---- DATASET CONTENT

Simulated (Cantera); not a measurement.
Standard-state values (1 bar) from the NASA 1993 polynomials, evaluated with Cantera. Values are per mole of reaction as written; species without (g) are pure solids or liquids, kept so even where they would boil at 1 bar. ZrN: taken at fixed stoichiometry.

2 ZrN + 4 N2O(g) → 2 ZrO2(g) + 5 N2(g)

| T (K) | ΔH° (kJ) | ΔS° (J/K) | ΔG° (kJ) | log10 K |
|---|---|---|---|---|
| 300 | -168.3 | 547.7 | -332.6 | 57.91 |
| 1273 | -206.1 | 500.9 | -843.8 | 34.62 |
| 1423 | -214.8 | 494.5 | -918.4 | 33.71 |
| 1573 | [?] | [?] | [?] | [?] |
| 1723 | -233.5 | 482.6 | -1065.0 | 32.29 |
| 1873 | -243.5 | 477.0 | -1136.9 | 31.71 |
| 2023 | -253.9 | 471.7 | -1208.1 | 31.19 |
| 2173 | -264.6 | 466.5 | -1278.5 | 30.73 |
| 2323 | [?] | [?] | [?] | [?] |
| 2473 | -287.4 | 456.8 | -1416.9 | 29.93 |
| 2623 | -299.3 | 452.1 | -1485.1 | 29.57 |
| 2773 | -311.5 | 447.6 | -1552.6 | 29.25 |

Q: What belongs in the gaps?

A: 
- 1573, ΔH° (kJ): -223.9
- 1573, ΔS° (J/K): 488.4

--------

▶ _REQUIREMENT_: All of the material is to be retyped verbatim.

▶ _EXERCISE ANSWER_:
Simulated (Cantera); not a measurement.
Standard-state values (1 bar) from the NASA 1993 polynomials, evaluated with Cantera. Values are per mole of reaction as written; species without (g) are pure solids or liquids, kept so even where they would boil at 1 bar. ZrN: taken at fixed stoichiometry.

2 ZrN + 4 N2O(g) → 2 ZrO2(g) + 5 N2(g)

| T (K) | ΔH° (kJ) | ΔS° (J/K) | ΔG° (kJ) | log10 K |
|---|---|---|---|---|
| 300 | -168.3 | 547.7 | -332.6 | 57.91 |
| 1273 | -206.1 | 500.9 | -843.8 | 34.62 |
| 1423 | -214.8 | 494.5 | -918.4 | 33.71 |
| 1573 | [?] | [?] | [?] | [?] |
| 1723 | -233.5 | 482.6 | -1065.0 | 32.29 |
| 1873 | -243.5 | 477.0 | -1136.9 | 31.71 |
| 2023 | -253.9 | 471.7 | -1208.1 | 31.19 |
| 2173 | -264.6 | 466.5 | -1278.5 | 30.73 |
| 2323 | [?] | [?] | [?] | [?] |
| 2473 | -287.4 | 456.8 | -1416.9 | 29.93 |
| 2623 | -299.3 | 452.1 | -1485.1 | 29.57 |
| 2773 | -311.5 | 447.6 | -1552.6 | 29.25 |

Q: What belongs in the gaps?

A: 
- 1573, ΔH° (kJ): -223.9
- 1573, ΔS° (J/K): 488.4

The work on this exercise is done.